• **Activity**: From the line that contains "At the start: pressure" through the line that contains "24.19 | 17.11 |", output every line of the listing below exactly and leave out all the rest.

*** Opening Record set ***
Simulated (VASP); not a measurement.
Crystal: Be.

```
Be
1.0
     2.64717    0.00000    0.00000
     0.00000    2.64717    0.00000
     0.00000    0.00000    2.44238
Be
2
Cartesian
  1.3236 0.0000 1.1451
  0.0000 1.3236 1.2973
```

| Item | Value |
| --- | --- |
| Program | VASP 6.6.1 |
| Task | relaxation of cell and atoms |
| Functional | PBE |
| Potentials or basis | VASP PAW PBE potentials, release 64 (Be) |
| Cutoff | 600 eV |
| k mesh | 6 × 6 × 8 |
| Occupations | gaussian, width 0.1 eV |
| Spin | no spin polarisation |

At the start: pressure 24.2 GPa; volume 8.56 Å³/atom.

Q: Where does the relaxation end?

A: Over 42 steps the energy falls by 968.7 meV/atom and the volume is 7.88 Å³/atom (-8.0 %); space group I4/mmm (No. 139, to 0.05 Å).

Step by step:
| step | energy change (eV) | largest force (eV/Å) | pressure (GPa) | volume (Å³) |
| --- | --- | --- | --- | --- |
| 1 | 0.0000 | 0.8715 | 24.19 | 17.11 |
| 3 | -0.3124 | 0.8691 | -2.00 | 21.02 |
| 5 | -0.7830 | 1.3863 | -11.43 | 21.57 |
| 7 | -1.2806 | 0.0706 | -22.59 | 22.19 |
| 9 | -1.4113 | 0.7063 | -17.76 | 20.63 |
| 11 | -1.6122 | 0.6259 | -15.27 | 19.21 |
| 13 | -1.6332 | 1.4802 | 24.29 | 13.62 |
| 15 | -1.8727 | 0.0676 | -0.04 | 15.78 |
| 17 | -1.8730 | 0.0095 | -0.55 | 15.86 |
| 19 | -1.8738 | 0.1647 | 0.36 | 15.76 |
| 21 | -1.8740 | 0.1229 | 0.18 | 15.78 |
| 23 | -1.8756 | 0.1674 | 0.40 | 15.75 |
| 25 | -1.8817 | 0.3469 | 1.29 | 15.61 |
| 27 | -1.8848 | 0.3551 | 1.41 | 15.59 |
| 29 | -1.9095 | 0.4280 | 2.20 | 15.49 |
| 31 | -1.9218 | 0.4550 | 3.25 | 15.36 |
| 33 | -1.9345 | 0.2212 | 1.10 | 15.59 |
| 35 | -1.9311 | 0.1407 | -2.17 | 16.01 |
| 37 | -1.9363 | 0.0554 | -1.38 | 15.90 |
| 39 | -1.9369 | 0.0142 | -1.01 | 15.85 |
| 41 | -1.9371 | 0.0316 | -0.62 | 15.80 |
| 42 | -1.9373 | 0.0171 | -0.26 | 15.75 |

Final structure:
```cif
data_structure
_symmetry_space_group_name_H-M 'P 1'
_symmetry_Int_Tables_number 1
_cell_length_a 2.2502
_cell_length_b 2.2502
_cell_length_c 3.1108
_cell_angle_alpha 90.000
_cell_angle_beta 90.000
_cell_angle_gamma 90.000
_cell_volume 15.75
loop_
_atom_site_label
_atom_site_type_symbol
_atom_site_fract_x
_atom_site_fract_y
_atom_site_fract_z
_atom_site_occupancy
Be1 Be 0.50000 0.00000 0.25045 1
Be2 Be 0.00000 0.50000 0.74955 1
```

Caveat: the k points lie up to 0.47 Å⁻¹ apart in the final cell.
*** Closing Record set ***

• **Task response**:
At the start: pressure 24.2 GPa; volume 8.56 Å³/atom.

Q: Where does the relaxation end?

A: Over 42 steps the energy falls by 968.7 meV/atom and the volume is 7.88 Å³/atom (-8.0 %); space group I4/mmm (No. 139, to 0.05 Å).

Step by step:
| step | energy change (eV) | largest force (eV/Å) | pressure (GPa) | volume (Å³) |
| --- | --- | --- | --- | --- |
| 1 | 0.0000 | 0.8715 | 24.19 | 17.11 |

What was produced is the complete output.